_ASSIGNMENT_. Your answer should consist only of the lines below from the one with "none | (a) |" through the one with "Caveats: the U", copied exactly.

_DATASET ENTRIES_.
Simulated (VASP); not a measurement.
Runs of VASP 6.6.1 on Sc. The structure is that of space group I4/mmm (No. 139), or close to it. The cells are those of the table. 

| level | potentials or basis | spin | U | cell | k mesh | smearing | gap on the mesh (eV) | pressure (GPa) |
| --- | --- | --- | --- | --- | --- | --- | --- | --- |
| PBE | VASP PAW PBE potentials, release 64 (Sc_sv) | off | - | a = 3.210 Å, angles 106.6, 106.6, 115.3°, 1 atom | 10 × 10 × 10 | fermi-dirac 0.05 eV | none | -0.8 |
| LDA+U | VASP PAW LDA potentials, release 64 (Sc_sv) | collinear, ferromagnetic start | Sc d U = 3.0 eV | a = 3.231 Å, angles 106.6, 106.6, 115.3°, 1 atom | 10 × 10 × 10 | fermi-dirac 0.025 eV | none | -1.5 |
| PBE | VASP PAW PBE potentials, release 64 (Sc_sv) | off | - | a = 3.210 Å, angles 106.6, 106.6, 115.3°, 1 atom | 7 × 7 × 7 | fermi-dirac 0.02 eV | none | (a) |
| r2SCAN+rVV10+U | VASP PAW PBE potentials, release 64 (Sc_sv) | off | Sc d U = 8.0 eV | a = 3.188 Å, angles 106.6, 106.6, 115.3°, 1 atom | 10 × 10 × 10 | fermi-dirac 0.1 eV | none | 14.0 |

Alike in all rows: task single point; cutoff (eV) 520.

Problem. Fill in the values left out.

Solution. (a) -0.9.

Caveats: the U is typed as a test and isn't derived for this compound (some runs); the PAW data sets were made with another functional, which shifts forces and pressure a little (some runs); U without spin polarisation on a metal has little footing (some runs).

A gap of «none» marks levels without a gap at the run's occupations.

_WORKED SOLUTION_.
| PBE | VASP PAW PBE potentials, release 64 (Sc_sv) | off | - | a = 3.210 Å, angles 106.6, 106.6, 115.3°, 1 atom | 7 × 7 × 7 | fermi-dirac 0.02 eV | none | (a) |
| r2SCAN+rVV10+U | VASP PAW PBE potentials, release 64 (Sc_sv) | off | Sc d U = 8.0 eV | a = 3.188 Å, angles 106.6, 106.6, 115.3°, 1 atom | 10 × 10 × 10 | fermi-dirac 0.1 eV | none | 14.0 |

Alike in all rows: task single point; cutoff (eV) 520.

Problem. Fill in the values left out.

Solution. (a) -0.9.

Caveats: the U is typed as a test and isn't derived for this compound (some runs); the PAW data sets were made with another functional, which shifts forces and pressure a little (some runs); U without spin polarisation on a metal has little footing (some runs).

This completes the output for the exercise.